- _ASSIGNMENT_
Start to finish, return the listing exactly as written.

- _STORED DATA_
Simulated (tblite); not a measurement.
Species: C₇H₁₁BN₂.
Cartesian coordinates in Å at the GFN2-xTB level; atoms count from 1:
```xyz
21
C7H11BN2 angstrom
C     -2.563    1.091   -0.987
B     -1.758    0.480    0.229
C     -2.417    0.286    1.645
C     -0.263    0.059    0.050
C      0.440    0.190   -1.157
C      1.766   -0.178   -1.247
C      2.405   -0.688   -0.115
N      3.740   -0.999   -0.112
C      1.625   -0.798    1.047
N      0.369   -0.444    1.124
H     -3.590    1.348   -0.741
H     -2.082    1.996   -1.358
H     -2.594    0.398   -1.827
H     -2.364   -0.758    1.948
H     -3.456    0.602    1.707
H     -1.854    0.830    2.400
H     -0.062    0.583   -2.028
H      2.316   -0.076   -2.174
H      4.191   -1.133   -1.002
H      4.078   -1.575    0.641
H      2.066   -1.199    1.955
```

- _EXPECTED ANSWER_
Simulated (tblite); not a measurement.
Species: C₇H₁₁BN₂.
Cartesian coordinates in Å at the GFN2-xTB level; atoms count from 1:
```xyz
21
C7H11BN2 angstrom
C     -2.563    1.091   -0.987
B     -1.758    0.480    0.229
C     -2.417    0.286    1.645
C     -0.263    0.059    0.050
C      0.440    0.190   -1.157
C      1.766   -0.178   -1.247
C      2.405   -0.688   -0.115
N      3.740   -0.999   -0.112
C      1.625   -0.798    1.047
N      0.369   -0.444    1.124
H     -3.590    1.348   -0.741
H     -2.082    1.996   -1.358
H     -2.594    0.398   -1.827
H     -2.364   -0.758    1.948
H     -3.456    0.602    1.707
H     -1.854    0.830    2.400
H     -0.062    0.583   -2.028
H      2.316   -0.076   -2.174
H      4.191   -1.133   -1.002
H      4.078   -1.575    0.641
H      2.066   -1.199    1.955
```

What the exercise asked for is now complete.